§ Dataset:
★ ★ ★ ★

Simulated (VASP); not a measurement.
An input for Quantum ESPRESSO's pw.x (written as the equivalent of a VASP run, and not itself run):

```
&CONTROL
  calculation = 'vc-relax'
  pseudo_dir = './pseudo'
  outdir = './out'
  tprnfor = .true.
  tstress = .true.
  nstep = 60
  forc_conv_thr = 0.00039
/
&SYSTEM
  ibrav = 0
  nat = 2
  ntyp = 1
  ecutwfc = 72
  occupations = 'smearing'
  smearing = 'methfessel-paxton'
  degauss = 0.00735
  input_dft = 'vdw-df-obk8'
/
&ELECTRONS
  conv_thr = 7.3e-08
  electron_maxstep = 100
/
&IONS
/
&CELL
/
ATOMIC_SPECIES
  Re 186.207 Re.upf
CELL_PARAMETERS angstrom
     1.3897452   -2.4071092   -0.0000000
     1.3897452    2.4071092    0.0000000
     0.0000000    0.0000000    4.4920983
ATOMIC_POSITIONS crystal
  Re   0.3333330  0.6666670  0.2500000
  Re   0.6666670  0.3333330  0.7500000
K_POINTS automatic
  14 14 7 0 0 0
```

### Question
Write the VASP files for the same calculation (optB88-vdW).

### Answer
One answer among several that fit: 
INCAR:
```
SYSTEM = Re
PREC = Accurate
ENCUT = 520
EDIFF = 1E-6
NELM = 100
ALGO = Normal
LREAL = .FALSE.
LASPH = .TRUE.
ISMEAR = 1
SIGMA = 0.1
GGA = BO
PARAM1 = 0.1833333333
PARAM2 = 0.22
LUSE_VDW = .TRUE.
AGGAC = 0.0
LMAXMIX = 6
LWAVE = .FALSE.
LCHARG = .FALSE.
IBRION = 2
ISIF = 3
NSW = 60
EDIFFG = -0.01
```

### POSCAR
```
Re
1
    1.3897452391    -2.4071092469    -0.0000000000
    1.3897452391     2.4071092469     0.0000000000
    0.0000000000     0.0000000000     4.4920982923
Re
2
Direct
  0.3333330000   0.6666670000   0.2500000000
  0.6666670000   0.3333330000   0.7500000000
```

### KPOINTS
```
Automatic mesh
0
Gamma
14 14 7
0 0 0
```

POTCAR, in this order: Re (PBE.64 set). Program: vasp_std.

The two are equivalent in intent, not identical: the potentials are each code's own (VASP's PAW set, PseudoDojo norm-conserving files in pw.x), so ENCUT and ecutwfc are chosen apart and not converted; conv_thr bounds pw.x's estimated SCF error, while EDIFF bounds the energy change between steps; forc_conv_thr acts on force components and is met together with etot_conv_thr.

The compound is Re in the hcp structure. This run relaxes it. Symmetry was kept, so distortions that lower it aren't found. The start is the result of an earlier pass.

★ ★ ★ ★

§ Assignment: Print the first line of the records above and each line after it, exactly, through the line with "POTCAR, in this".

§ Answer area:
Simulated (VASP); not a measurement.
An input for Quantum ESPRESSO's pw.x (written as the equivalent of a VASP run, and not itself run):

```
&CONTROL
  calculation = 'vc-relax'
  pseudo_dir = './pseudo'
  outdir = './out'
  tprnfor = .true.
  tstress = .true.
  nstep = 60
  forc_conv_thr = 0.00039
/
&SYSTEM
  ibrav = 0
  nat = 2
  ntyp = 1
  ecutwfc = 72
  occupations = 'smearing'
  smearing = 'methfessel-paxton'
  degauss = 0.00735
  input_dft = 'vdw-df-obk8'
/
&ELECTRONS
  conv_thr = 7.3e-08
  electron_maxstep = 100
/
&IONS
/
&CELL
/
ATOMIC_SPECIES
  Re 186.207 Re.upf
CELL_PARAMETERS angstrom
     1.3897452   -2.4071092   -0.0000000
     1.3897452    2.4071092    0.0000000
     0.0000000    0.0000000    4.4920983
ATOMIC_POSITIONS crystal
  Re   0.3333330  0.6666670  0.2500000
  Re   0.6666670  0.3333330  0.7500000
K_POINTS automatic
  14 14 7 0 0 0
```

### Question
Write the VASP files for the same calculation (optB88-vdW).

### Answer
One answer among several that fit: 
INCAR:
```
SYSTEM = Re
PREC = Accurate
ENCUT = 520
EDIFF = 1E-6
NELM = 100
ALGO = Normal
LREAL = .FALSE.
LASPH = .TRUE.
ISMEAR = 1
SIGMA = 0.1
GGA = BO
PARAM1 = 0.1833333333
PARAM2 = 0.22
LUSE_VDW = .TRUE.
AGGAC = 0.0
LMAXMIX = 6
LWAVE = .FALSE.
LCHARG = .FALSE.
IBRION = 2
ISIF = 3
NSW = 60
EDIFFG = -0.01
```

### POSCAR
```
Re
1
    1.3897452391    -2.4071092469    -0.0000000000
    1.3897452391     2.4071092469     0.0000000000
    0.0000000000     0.0000000000     4.4920982923
Re
2
Direct
  0.3333330000   0.6666670000   0.2500000000
  0.6666670000   0.3333330000   0.7500000000
```

### KPOINTS
```
Automatic mesh
0
Gamma
14 14 7
0 0 0
```

POTCAR, in this order: Re (PBE.64 set). Program: vasp_std.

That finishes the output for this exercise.